== Work instruction ==
Each line of the material, from the first through the one containing "Surface: singlet, charge", is to be written out exactly.

== Data excerpts ==
+---+
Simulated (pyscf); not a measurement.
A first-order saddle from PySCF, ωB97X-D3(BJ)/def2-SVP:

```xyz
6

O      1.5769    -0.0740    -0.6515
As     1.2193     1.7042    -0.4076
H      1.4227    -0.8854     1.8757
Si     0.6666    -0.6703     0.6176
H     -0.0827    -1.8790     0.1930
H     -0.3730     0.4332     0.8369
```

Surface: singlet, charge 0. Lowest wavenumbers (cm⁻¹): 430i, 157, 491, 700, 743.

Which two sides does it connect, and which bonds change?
+---+

== Written response ==
Simulated (pyscf); not a measurement.
A first-order saddle from PySCF, ωB97X-D3(BJ)/def2-SVP:

```xyz
6

O      1.5769    -0.0740    -0.6515
As     1.2193     1.7042    -0.4076
H      1.4227    -0.8854     1.8757
Si     0.6666    -0.6703     0.6176
H     -0.0827    -1.8790     0.1930
H     -0.3730     0.4332     0.8369
```

Surface: singlet, charge 0. Lowest wavenumbers (cm⁻¹): 430i, 157, 491, 700, 743.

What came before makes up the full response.